» DATA FOR REVIEW
******************************

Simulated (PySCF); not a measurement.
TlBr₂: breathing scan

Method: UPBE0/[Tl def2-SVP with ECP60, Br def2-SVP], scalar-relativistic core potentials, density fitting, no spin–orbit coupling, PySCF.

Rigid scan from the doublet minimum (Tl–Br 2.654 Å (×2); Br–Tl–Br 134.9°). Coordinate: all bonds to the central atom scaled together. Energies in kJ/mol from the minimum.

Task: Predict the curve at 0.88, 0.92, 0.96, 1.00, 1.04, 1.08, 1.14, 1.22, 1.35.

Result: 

******************************

» WORK REQUEST
Write out word for word only the lines from the start of the entries down to the line with "Task: Predict the", please, including both ends.

» RESPONSE BOX
Simulated (PySCF); not a measurement.
TlBr₂: breathing scan

Method: UPBE0/[Tl def2-SVP with ECP60, Br def2-SVP], scalar-relativistic core potentials, density fitting, no spin–orbit coupling, PySCF.

Rigid scan from the doublet minimum (Tl–Br 2.654 Å (×2); Br–Tl–Br 134.9°). Coordinate: all bonds to the central atom scaled together. Energies in kJ/mol from the minimum.

Task: Predict the curve at 0.88, 0.92, 0.96, 1.00, 1.04, 1.08, 1.14, 1.22, 1.35.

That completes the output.